Source material:
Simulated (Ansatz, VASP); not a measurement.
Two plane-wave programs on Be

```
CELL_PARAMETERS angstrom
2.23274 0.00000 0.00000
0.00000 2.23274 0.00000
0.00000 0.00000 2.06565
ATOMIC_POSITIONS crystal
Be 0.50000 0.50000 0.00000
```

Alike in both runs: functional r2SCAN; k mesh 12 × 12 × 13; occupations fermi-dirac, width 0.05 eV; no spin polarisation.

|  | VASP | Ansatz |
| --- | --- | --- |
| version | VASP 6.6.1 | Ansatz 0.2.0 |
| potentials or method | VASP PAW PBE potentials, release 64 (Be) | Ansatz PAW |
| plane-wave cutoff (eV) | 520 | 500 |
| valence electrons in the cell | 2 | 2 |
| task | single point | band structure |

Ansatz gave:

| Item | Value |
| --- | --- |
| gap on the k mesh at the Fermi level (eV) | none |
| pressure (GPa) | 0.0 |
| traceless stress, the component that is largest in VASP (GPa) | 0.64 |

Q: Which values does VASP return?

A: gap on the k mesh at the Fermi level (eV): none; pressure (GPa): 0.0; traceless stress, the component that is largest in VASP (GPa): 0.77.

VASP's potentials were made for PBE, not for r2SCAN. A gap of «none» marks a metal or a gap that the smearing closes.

Required action: Once you find the line containing "A: gap on the", stop: reproduce exactly that line and every line of the data before it, and nothing else.

Task answer:
Simulated (Ansatz, VASP); not a measurement.
Two plane-wave programs on Be

```
CELL_PARAMETERS angstrom
2.23274 0.00000 0.00000
0.00000 2.23274 0.00000
0.00000 0.00000 2.06565
ATOMIC_POSITIONS crystal
Be 0.50000 0.50000 0.00000
```

Alike in both runs: functional r2SCAN; k mesh 12 × 12 × 13; occupations fermi-dirac, width 0.05 eV; no spin polarisation.

|  | VASP | Ansatz |
| --- | --- | --- |
| version | VASP 6.6.1 | Ansatz 0.2.0 |
| potentials or method | VASP PAW PBE potentials, release 64 (Be) | Ansatz PAW |
| plane-wave cutoff (eV) | 520 | 500 |
| valence electrons in the cell | 2 | 2 |
| task | single point | band structure |

Ansatz gave:

| Item | Value |
| --- | --- |
| gap on the k mesh at the Fermi level (eV) | none |
| pressure (GPa) | 0.0 |
| traceless stress, the component that is largest in VASP (GPa) | 0.64 |

Q: Which values does VASP return?

A: gap on the k mesh at the Fermi level (eV): none; pressure (GPa): 0.0; traceless stress, the component that is largest in VASP (GPa): 0.77.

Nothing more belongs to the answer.